● **Brief**: Each line from the start of the records through the line containing "pressure (GPa): -4.3." is to be transcribed exactly, and no other line is to be included.

● **Supplied entries**:
--- START ---

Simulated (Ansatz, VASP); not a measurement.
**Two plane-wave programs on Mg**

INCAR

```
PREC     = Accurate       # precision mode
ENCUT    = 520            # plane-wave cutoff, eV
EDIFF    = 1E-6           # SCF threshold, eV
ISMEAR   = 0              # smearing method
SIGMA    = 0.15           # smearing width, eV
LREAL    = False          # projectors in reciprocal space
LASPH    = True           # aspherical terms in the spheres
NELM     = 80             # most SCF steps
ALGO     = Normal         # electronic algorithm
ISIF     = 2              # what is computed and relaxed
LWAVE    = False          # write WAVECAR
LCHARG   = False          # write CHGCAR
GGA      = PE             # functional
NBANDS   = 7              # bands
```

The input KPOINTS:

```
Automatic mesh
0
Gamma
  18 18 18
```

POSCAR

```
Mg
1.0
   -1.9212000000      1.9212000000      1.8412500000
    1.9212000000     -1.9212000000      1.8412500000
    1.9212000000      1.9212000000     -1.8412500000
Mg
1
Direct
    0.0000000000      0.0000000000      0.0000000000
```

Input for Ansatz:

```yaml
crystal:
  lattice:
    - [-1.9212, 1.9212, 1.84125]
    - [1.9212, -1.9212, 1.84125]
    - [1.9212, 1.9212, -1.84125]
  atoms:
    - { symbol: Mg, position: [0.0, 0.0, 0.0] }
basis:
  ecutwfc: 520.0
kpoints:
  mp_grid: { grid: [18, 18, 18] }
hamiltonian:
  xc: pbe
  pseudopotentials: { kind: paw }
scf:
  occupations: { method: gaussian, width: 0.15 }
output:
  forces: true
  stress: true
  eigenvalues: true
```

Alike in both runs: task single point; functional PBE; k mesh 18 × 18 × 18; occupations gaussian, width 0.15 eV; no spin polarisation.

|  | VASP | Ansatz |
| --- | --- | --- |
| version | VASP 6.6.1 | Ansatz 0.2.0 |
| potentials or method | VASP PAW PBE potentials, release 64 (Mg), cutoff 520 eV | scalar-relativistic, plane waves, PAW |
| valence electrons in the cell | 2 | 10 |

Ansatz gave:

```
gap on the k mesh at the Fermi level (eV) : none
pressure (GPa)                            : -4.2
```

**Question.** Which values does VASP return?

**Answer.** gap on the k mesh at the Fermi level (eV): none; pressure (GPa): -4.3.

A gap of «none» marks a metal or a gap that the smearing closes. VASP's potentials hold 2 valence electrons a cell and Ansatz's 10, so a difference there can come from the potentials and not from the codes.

--- END ---

● **Answer box**:
Simulated (Ansatz, VASP); not a measurement.
**Two plane-wave programs on Mg**

INCAR

```
PREC     = Accurate       # precision mode
ENCUT    = 520            # plane-wave cutoff, eV
EDIFF    = 1E-6           # SCF threshold, eV
ISMEAR   = 0              # smearing method
SIGMA    = 0.15           # smearing width, eV
LREAL    = False          # projectors in reciprocal space
LASPH    = True           # aspherical terms in the spheres
NELM     = 80             # most SCF steps
ALGO     = Normal         # electronic algorithm
ISIF     = 2              # what is computed and relaxed
LWAVE    = False          # write WAVECAR
LCHARG   = False          # write CHGCAR
GGA      = PE             # functional
NBANDS   = 7              # bands
```

The input KPOINTS:

```
Automatic mesh
0
Gamma
  18 18 18
```

POSCAR

```
Mg
1.0
   -1.9212000000      1.9212000000      1.8412500000
    1.9212000000     -1.9212000000      1.8412500000
    1.9212000000      1.9212000000     -1.8412500000
Mg
1
Direct
    0.0000000000      0.0000000000      0.0000000000
```

Input for Ansatz:

```yaml
crystal:
  lattice:
    - [-1.9212, 1.9212, 1.84125]
    - [1.9212, -1.9212, 1.84125]
    - [1.9212, 1.9212, -1.84125]
  atoms:
    - { symbol: Mg, position: [0.0, 0.0, 0.0] }
basis:
  ecutwfc: 520.0
kpoints:
  mp_grid: { grid: [18, 18, 18] }
hamiltonian:
  xc: pbe
  pseudopotentials: { kind: paw }
scf:
  occupations: { method: gaussian, width: 0.15 }
output:
  forces: true
  stress: true
  eigenvalues: true
```

Alike in both runs: task single point; functional PBE; k mesh 18 × 18 × 18; occupations gaussian, width 0.15 eV; no spin polarisation.

|  | VASP | Ansatz |
| --- | --- | --- |
| version | VASP 6.6.1 | Ansatz 0.2.0 |
| potentials or method | VASP PAW PBE potentials, release 64 (Mg), cutoff 520 eV | scalar-relativistic, plane waves, PAW |
| valence electrons in the cell | 2 | 10 |

Ansatz gave:

```
gap on the k mesh at the Fermi level (eV) : none
pressure (GPa)                            : -4.2
```

**Question.** Which values does VASP return?

**Answer.** gap on the k mesh at the Fermi level (eV): none; pressure (GPa): -4.3.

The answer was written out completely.